====== MATERIAL SHOWN

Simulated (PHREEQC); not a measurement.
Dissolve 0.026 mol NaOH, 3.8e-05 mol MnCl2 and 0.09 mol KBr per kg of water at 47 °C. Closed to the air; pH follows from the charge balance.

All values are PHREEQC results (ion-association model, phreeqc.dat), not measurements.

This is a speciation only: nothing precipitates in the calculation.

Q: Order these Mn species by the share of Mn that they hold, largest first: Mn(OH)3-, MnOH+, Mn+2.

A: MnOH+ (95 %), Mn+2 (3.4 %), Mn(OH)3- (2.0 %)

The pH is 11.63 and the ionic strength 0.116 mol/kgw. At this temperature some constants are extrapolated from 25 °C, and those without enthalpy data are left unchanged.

============

-- WORK REQUEST --
Retype only the lines running from the top of the listing to the line that holds "A: MnOH+ (95", both ends included.

-- EXERCISE OUTPUT --
Simulated (PHREEQC); not a measurement.
Dissolve 0.026 mol NaOH, 3.8e-05 mol MnCl2 and 0.09 mol KBr per kg of water at 47 °C. Closed to the air; pH follows from the charge balance.

All values are PHREEQC results (ion-association model, phreeqc.dat), not measurements.

This is a speciation only: nothing precipitates in the calculation.

Q: Order these Mn species by the share of Mn that they hold, largest first: Mn(OH)3-, MnOH+, Mn+2.

A: MnOH+ (95 %), Mn+2 (3.4 %), Mn(OH)3- (2.0 %)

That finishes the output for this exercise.